**WORK REQUEST:**
Print the records below from the first line through the line containing "ghosts) | -197.85006 |", both included, word for word.

*** EXCERPTED RECORDS ***
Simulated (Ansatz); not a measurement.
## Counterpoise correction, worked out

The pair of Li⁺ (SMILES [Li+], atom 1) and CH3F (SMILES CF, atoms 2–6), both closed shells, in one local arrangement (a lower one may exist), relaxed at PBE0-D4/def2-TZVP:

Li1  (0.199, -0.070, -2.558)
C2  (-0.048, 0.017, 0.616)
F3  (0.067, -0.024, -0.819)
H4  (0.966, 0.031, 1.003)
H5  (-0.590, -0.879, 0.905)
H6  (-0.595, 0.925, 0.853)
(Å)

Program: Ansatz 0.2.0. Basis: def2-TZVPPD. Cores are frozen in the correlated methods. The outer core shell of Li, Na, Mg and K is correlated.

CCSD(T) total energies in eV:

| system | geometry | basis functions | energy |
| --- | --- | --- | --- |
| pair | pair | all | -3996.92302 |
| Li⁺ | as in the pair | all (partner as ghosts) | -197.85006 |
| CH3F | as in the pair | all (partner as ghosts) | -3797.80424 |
*** End of EXCERPTED RECORDS ***

**SOLUTION:**
Simulated (Ansatz); not a measurement.
## Counterpoise correction, worked out

The pair of Li⁺ (SMILES [Li+], atom 1) and CH3F (SMILES CF, atoms 2–6), both closed shells, in one local arrangement (a lower one may exist), relaxed at PBE0-D4/def2-TZVP:

Li1  (0.199, -0.070, -2.558)
C2  (-0.048, 0.017, 0.616)
F3  (0.067, -0.024, -0.819)
H4  (0.966, 0.031, 1.003)
H5  (-0.590, -0.879, 0.905)
H6  (-0.595, 0.925, 0.853)
(Å)

Program: Ansatz 0.2.0. Basis: def2-TZVPPD. Cores are frozen in the correlated methods. The outer core shell of Li, Na, Mg and K is correlated.

CCSD(T) total energies in eV:

| system | geometry | basis functions | energy |
| --- | --- | --- | --- |
| pair | pair | all | -3996.92302 |
| Li⁺ | as in the pair | all (partner as ghosts) | -197.85006 |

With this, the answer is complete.